Assigned task — From the entries below, reproduce exactly the line containing "Q: What does", the line containing "Q: Predict the pressure.", and every line in between, with nothing added.

Exercise data —
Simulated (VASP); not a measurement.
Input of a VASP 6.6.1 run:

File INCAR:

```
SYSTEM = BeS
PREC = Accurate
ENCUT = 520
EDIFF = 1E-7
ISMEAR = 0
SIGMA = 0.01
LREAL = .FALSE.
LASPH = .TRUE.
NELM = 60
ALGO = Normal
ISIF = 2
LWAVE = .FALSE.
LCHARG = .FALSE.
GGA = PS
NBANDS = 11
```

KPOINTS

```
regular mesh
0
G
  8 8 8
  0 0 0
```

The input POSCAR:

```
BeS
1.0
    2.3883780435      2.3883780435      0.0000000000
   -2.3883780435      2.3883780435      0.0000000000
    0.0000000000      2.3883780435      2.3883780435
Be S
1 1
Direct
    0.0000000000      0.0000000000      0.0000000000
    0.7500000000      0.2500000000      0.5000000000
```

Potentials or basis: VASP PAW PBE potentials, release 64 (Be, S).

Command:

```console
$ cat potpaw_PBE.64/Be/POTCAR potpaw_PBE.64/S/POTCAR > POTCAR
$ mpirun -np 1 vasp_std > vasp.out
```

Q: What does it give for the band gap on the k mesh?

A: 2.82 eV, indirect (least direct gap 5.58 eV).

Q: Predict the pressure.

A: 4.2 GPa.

Answer box —
Q: What does it give for the band gap on the k mesh?

A: 2.82 eV, indirect (least direct gap 5.58 eV).

Q: Predict the pressure.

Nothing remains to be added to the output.